*** Provided material Section Begins ***

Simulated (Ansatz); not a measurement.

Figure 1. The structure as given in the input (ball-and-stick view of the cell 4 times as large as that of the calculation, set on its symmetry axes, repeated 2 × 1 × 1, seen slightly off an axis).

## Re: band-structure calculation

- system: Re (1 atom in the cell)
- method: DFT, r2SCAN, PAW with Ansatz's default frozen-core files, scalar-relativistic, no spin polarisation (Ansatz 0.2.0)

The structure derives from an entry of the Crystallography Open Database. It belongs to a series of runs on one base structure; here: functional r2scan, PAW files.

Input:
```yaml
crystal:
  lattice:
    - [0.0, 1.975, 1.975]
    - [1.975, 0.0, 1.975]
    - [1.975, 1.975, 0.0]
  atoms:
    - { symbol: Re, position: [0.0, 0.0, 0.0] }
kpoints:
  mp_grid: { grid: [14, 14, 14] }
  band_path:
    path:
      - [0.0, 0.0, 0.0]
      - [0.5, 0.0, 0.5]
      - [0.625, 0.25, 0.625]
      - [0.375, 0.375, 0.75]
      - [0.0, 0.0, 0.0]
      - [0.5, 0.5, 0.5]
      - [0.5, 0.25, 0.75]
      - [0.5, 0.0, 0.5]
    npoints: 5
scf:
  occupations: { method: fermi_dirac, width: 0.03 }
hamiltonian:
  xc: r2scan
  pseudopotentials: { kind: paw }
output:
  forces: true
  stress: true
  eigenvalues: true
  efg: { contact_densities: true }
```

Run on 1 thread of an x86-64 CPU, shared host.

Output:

*** Provided material Section Ends ***

** Work instruction **
Print the entire set of records again, exactly.

** Your solution **
Simulated (Ansatz); not a measurement.

Figure 1. The structure as given in the input (ball-and-stick view of the cell 4 times as large as that of the calculation, set on its symmetry axes, repeated 2 × 1 × 1, seen slightly off an axis).

## Re: band-structure calculation

- system: Re (1 atom in the cell)
- method: DFT, r2SCAN, PAW with Ansatz's default frozen-core files, scalar-relativistic, no spin polarisation (Ansatz 0.2.0)

The structure derives from an entry of the Crystallography Open Database. It belongs to a series of runs on one base structure; here: functional r2scan, PAW files.

Input:
```yaml
crystal:
  lattice:
    - [0.0, 1.975, 1.975]
    - [1.975, 0.0, 1.975]
    - [1.975, 1.975, 0.0]
  atoms:
    - { symbol: Re, position: [0.0, 0.0, 0.0] }
kpoints:
  mp_grid: { grid: [14, 14, 14] }
  band_path:
    path:
      - [0.0, 0.0, 0.0]
      - [0.5, 0.0, 0.5]
      - [0.625, 0.25, 0.625]
      - [0.375, 0.375, 0.75]
      - [0.0, 0.0, 0.0]
      - [0.5, 0.5, 0.5]
      - [0.5, 0.25, 0.75]
      - [0.5, 0.0, 0.5]
    npoints: 5
scf:
  occupations: { method: fermi_dirac, width: 0.03 }
hamiltonian:
  xc: r2scan
  pseudopotentials: { kind: paw }
output:
  forces: true
  stress: true
  eigenvalues: true
  efg: { contact_densities: true }
```

Run on 1 thread of an x86-64 CPU, shared host.

Output:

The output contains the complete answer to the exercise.